- Opening Delimiter -
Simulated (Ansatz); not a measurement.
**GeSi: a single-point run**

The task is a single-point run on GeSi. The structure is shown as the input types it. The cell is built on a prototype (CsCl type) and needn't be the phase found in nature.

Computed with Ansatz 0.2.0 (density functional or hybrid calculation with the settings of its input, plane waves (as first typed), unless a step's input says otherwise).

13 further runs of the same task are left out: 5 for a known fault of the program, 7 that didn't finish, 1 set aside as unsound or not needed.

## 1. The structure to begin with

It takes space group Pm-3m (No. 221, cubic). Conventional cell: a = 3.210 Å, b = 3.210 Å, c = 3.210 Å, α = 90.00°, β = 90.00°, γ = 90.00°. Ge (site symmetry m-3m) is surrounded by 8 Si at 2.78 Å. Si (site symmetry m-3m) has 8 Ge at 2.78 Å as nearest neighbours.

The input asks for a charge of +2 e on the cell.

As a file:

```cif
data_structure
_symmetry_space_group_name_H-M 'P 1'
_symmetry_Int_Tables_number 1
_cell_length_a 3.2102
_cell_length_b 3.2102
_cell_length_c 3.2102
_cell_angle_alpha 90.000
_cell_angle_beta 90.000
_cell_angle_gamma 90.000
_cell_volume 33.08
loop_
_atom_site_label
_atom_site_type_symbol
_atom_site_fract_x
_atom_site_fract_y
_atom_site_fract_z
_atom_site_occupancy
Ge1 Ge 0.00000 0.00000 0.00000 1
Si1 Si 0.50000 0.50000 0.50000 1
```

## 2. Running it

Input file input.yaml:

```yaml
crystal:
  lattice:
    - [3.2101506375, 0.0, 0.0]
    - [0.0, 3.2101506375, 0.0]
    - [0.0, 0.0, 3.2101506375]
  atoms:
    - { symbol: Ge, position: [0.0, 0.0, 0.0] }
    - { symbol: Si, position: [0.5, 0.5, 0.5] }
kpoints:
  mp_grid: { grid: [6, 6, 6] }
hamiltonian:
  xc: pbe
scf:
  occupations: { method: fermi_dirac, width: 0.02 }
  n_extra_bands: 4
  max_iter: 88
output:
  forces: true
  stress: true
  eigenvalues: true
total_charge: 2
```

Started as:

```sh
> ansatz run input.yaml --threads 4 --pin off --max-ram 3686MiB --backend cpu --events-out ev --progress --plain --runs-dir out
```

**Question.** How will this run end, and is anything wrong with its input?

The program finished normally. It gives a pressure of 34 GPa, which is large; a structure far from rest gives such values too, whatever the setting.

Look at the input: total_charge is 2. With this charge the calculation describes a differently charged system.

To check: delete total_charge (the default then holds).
- Closing Delimiter -

● **Work instruction**
What you return should be exactly the lines above, starting at the one with "13 further runs" and ending at the one with "## 1. The structure to begin with", and nothing else.

● **Response**
13 further runs of the same task are left out: 5 for a known fault of the program, 7 that didn't finish, 1 set aside as unsound or not needed.

## 1. The structure to begin with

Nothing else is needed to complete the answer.